──────

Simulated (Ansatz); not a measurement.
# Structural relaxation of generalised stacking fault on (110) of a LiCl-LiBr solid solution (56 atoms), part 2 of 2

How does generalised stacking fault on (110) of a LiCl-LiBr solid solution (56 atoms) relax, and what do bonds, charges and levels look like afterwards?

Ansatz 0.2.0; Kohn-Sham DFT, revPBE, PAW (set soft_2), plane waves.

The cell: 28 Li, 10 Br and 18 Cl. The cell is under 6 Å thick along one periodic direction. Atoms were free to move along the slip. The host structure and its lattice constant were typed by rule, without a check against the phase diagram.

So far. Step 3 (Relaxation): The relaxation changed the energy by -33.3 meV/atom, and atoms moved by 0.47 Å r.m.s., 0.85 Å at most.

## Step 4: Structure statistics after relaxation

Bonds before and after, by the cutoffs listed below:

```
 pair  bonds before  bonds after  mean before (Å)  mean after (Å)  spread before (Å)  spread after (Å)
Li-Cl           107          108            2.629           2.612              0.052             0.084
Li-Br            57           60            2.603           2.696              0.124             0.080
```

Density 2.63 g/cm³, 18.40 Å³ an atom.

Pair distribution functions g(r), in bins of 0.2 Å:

──────

■ Action item
Return only the lines spanning from the first line of the material through the line with "# Structural relaxation", copied exactly, both ends kept.

■ Exercise solution
Simulated (Ansatz); not a measurement.
# Structural relaxation of generalised stacking fault on (110) of a LiCl-LiBr solid solution (56 atoms), part 2 of 2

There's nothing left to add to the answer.